(Work task):
What you return must be an exact copy of the lines in the listing below between the line holding "Set up this" and the line holding "Caveat: the PAW", inclusive, and nothing more.

☆ ☆ ☆ ☆

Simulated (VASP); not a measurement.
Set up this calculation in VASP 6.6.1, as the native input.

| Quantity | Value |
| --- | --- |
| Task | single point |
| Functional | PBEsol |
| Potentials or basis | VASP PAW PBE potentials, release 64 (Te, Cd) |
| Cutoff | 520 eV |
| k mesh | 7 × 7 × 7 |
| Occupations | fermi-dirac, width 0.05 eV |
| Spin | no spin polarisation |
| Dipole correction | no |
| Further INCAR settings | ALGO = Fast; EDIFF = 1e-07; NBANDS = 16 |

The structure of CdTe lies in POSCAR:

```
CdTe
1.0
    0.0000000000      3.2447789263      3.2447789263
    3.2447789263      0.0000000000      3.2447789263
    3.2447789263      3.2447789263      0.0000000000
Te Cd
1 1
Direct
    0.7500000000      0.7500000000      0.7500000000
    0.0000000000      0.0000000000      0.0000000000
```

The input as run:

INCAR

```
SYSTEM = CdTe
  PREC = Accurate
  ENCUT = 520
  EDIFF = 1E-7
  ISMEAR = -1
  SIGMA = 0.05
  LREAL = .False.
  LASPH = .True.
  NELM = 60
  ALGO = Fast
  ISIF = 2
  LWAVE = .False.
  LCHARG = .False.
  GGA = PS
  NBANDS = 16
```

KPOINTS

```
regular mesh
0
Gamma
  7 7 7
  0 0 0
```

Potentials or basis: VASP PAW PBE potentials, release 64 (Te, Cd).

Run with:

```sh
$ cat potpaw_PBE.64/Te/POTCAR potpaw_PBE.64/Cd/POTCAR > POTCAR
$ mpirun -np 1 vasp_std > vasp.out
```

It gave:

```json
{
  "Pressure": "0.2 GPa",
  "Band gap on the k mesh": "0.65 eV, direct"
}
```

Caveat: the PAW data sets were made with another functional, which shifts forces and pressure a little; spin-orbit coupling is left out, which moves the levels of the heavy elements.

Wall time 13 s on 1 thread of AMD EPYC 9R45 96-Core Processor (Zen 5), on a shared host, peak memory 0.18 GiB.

☆ ☆ ☆ ☆

(Exercise output):
Set up this calculation in VASP 6.6.1, as the native input.

| Quantity | Value |
| --- | --- |
| Task | single point |
| Functional | PBEsol |
| Potentials or basis | VASP PAW PBE potentials, release 64 (Te, Cd) |
| Cutoff | 520 eV |
| k mesh | 7 × 7 × 7 |
| Occupations | fermi-dirac, width 0.05 eV |
| Spin | no spin polarisation |
| Dipole correction | no |
| Further INCAR settings | ALGO = Fast; EDIFF = 1e-07; NBANDS = 16 |

The structure of CdTe lies in POSCAR:

```
CdTe
1.0
    0.0000000000      3.2447789263      3.2447789263
    3.2447789263      0.0000000000      3.2447789263
    3.2447789263      3.2447789263      0.0000000000
Te Cd
1 1
Direct
    0.7500000000      0.7500000000      0.7500000000
    0.0000000000      0.0000000000      0.0000000000
```

The input as run:

INCAR

```
SYSTEM = CdTe
  PREC = Accurate
  ENCUT = 520
  EDIFF = 1E-7
  ISMEAR = -1
  SIGMA = 0.05
  LREAL = .False.
  LASPH = .True.
  NELM = 60
  ALGO = Fast
  ISIF = 2
  LWAVE = .False.
  LCHARG = .False.
  GGA = PS
  NBANDS = 16
```

KPOINTS

```
regular mesh
0
Gamma
  7 7 7
  0 0 0
```

Potentials or basis: VASP PAW PBE potentials, release 64 (Te, Cd).

Run with:

```sh
$ cat potpaw_PBE.64/Te/POTCAR potpaw_PBE.64/Cd/POTCAR > POTCAR
$ mpirun -np 1 vasp_std > vasp.out
```

It gave:

```json
{
  "Pressure": "0.2 GPa",
  "Band gap on the k mesh": "0.65 eV, direct"
}
```

Caveat: the PAW data sets were made with another functional, which shifts forces and pressure a little; spin-orbit coupling is left out, which moves the levels of the heavy elements.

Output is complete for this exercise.